**GIVEN ENTRIES**.
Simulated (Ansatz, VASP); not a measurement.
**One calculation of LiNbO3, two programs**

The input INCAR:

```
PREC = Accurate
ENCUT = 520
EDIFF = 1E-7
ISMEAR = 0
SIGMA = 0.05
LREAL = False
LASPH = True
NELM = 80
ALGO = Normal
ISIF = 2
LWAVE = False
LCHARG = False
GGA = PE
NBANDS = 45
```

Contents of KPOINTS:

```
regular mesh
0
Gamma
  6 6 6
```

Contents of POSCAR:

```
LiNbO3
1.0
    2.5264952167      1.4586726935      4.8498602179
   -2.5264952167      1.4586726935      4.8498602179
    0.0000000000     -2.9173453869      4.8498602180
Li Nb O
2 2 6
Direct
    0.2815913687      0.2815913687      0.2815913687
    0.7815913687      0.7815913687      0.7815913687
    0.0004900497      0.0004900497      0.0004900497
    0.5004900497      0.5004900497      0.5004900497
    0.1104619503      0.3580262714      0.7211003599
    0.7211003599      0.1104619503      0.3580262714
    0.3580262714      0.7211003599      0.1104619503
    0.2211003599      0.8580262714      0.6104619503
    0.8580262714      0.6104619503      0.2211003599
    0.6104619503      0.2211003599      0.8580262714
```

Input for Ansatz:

**WORK ITEM**.
The complete set of entries is to be restated word for word.

**RESULT**.
Simulated (Ansatz, VASP); not a measurement.
**One calculation of LiNbO3, two programs**

The input INCAR:

```
PREC = Accurate
ENCUT = 520
EDIFF = 1E-7
ISMEAR = 0
SIGMA = 0.05
LREAL = False
LASPH = True
NELM = 80
ALGO = Normal
ISIF = 2
LWAVE = False
LCHARG = False
GGA = PE
NBANDS = 45
```

Contents of KPOINTS:

```
regular mesh
0
Gamma
  6 6 6
```

Contents of POSCAR:

```
LiNbO3
1.0
    2.5264952167      1.4586726935      4.8498602179
   -2.5264952167      1.4586726935      4.8498602179
    0.0000000000     -2.9173453869      4.8498602180
Li Nb O
2 2 6
Direct
    0.2815913687      0.2815913687      0.2815913687
    0.7815913687      0.7815913687      0.7815913687
    0.0004900497      0.0004900497      0.0004900497
    0.5004900497      0.5004900497      0.5004900497
    0.1104619503      0.3580262714      0.7211003599
    0.7211003599      0.1104619503      0.3580262714
    0.3580262714      0.7211003599      0.1104619503
    0.2211003599      0.8580262714      0.6104619503
    0.8580262714      0.6104619503      0.2211003599
    0.6104619503      0.2211003599      0.8580262714
```

Input for Ansatz:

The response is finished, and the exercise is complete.